- **EXERCISE**:
Copy the lines below exactly. Start at the first and finish with the line containing "Forces in eV/Å, atoms".

━━━
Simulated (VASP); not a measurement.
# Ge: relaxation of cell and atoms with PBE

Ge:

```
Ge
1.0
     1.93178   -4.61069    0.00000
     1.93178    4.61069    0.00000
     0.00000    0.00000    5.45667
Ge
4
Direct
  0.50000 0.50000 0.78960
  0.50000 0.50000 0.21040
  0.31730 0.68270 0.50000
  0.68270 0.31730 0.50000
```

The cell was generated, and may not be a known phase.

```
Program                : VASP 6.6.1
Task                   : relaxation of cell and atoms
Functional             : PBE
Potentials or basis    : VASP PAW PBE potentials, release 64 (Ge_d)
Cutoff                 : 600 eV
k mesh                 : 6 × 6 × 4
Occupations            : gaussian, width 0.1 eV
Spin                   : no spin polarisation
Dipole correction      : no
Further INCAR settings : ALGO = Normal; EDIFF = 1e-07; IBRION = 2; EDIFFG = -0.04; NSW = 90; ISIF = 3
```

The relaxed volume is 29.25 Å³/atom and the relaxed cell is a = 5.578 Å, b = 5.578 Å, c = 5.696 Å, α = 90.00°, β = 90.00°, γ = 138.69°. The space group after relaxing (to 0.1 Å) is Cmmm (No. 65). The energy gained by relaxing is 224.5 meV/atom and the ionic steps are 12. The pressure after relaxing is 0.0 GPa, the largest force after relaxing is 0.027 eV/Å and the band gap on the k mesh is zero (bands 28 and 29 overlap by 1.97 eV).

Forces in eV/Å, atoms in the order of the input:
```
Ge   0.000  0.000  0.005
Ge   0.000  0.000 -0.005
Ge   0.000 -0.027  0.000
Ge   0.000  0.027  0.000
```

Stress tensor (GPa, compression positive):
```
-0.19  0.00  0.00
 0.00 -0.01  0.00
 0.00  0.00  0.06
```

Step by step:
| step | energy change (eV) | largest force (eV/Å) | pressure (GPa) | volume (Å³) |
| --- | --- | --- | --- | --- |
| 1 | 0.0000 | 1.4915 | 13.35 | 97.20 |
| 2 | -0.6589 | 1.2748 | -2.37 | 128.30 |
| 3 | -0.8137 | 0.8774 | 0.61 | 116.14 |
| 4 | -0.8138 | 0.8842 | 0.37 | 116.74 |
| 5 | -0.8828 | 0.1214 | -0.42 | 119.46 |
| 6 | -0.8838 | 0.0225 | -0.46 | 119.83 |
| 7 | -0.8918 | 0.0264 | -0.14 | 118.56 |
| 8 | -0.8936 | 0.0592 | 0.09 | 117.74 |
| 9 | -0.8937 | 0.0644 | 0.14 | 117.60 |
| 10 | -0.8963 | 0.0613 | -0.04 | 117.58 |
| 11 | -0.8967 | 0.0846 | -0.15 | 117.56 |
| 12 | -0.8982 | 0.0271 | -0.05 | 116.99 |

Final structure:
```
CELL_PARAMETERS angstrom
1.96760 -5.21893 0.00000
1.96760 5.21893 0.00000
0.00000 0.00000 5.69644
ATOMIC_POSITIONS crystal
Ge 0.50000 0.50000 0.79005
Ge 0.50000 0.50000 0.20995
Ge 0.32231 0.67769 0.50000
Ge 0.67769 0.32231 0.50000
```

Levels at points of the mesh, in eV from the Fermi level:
━━━

- **RESULT**:
Simulated (VASP); not a measurement.
# Ge: relaxation of cell and atoms with PBE

Ge:

```
Ge
1.0
     1.93178   -4.61069    0.00000
     1.93178    4.61069    0.00000
     0.00000    0.00000    5.45667
Ge
4
Direct
  0.50000 0.50000 0.78960
  0.50000 0.50000 0.21040
  0.31730 0.68270 0.50000
  0.68270 0.31730 0.50000
```

The cell was generated, and may not be a known phase.

```
Program                : VASP 6.6.1
Task                   : relaxation of cell and atoms
Functional             : PBE
Potentials or basis    : VASP PAW PBE potentials, release 64 (Ge_d)
Cutoff                 : 600 eV
k mesh                 : 6 × 6 × 4
Occupations            : gaussian, width 0.1 eV
Spin                   : no spin polarisation
Dipole correction      : no
Further INCAR settings : ALGO = Normal; EDIFF = 1e-07; IBRION = 2; EDIFFG = -0.04; NSW = 90; ISIF = 3
```

The relaxed volume is 29.25 Å³/atom and the relaxed cell is a = 5.578 Å, b = 5.578 Å, c = 5.696 Å, α = 90.00°, β = 90.00°, γ = 138.69°. The space group after relaxing (to 0.1 Å) is Cmmm (No. 65). The energy gained by relaxing is 224.5 meV/atom and the ionic steps are 12. The pressure after relaxing is 0.0 GPa, the largest force after relaxing is 0.027 eV/Å and the band gap on the k mesh is zero (bands 28 and 29 overlap by 1.97 eV).

Forces in eV/Å, atoms in the order of the input:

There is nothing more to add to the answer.